Work request: Everything from the first line of the records below through the line containing "Spectroscopic constants of" is to be retyped exactly; leave out the rest.

Data listing:
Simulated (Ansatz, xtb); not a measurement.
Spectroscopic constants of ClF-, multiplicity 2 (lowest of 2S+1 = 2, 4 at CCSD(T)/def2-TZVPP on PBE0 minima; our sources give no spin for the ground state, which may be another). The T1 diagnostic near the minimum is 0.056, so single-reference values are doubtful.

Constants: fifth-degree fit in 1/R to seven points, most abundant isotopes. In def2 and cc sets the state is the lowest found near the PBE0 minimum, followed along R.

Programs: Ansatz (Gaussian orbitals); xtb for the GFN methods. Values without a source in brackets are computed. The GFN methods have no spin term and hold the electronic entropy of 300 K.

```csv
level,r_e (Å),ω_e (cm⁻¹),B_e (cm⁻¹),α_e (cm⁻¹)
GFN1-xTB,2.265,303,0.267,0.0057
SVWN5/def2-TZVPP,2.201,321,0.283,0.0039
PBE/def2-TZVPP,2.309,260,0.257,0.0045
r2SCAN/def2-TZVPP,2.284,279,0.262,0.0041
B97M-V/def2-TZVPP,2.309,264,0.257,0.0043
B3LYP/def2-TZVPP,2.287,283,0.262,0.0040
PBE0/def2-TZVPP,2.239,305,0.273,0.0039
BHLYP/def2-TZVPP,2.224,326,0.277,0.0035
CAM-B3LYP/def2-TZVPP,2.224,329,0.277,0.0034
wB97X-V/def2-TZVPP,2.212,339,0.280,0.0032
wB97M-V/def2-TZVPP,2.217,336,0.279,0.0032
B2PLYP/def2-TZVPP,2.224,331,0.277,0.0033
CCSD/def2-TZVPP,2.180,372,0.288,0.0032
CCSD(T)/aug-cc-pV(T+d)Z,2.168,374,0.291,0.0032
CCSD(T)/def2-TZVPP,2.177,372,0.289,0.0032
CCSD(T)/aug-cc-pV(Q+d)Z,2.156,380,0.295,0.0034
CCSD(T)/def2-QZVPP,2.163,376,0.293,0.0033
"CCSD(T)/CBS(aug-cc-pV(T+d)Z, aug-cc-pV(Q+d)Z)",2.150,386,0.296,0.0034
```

Answer section:
Simulated (Ansatz, xtb); not a measurement.
Spectroscopic constants of ClF-, multiplicity 2 (lowest of 2S+1 = 2, 4 at CCSD(T)/def2-TZVPP on PBE0 minima; our sources give no spin for the ground state, which may be another). The T1 diagnostic near the minimum is 0.056, so single-reference values are doubtful.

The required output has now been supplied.